-=-=-=-=-
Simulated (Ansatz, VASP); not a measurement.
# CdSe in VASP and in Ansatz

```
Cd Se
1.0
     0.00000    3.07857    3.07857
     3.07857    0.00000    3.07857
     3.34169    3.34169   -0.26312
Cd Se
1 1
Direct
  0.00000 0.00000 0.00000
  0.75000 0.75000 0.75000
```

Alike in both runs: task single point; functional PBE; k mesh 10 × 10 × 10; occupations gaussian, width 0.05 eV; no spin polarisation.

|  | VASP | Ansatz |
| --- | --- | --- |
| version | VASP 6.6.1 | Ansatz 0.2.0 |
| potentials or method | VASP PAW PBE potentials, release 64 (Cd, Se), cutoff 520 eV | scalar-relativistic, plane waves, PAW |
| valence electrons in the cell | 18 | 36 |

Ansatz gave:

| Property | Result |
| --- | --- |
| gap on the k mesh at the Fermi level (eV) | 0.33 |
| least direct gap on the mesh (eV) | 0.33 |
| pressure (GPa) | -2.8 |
-=-=-=-=-

## Assigned task
Copy the listing in full. Match it word for word.

## Answer area
Simulated (Ansatz, VASP); not a measurement.
# CdSe in VASP and in Ansatz

```
Cd Se
1.0
     0.00000    3.07857    3.07857
     3.07857    0.00000    3.07857
     3.34169    3.34169   -0.26312
Cd Se
1 1
Direct
  0.00000 0.00000 0.00000
  0.75000 0.75000 0.75000
```

Alike in both runs: task single point; functional PBE; k mesh 10 × 10 × 10; occupations gaussian, width 0.05 eV; no spin polarisation.

|  | VASP | Ansatz |
| --- | --- | --- |
| version | VASP 6.6.1 | Ansatz 0.2.0 |
| potentials or method | VASP PAW PBE potentials, release 64 (Cd, Se), cutoff 520 eV | scalar-relativistic, plane waves, PAW |
| valence electrons in the cell | 18 | 36 |

Ansatz gave:

| Property | Result |
| --- | --- |
| gap on the k mesh at the Fermi level (eV) | 0.33 |
| least direct gap on the mesh (eV) | 0.33 |
| pressure (GPa) | -2.8 |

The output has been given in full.